> [ACTION ITEM]
Copy out the entries that follow, unchanged.

> [RECORD SET]
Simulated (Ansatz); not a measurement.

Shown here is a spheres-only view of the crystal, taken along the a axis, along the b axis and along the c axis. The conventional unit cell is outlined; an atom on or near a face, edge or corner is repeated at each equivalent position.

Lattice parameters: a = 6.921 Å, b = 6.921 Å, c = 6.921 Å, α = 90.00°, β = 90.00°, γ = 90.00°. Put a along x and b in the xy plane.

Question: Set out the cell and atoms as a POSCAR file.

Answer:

> [EXERCISE ANSWER]
Simulated (Ansatz); not a measurement.

Shown here is a spheres-only view of the crystal, taken along the a axis, along the b axis and along the c axis. The conventional unit cell is outlined; an atom on or near a face, edge or corner is repeated at each equivalent position.

Lattice parameters: a = 6.921 Å, b = 6.921 Å, c = 6.921 Å, α = 90.00°, β = 90.00°, γ = 90.00°. Put a along x and b in the xy plane.

Question: Set out the cell and atoms as a POSCAR file.

Answer:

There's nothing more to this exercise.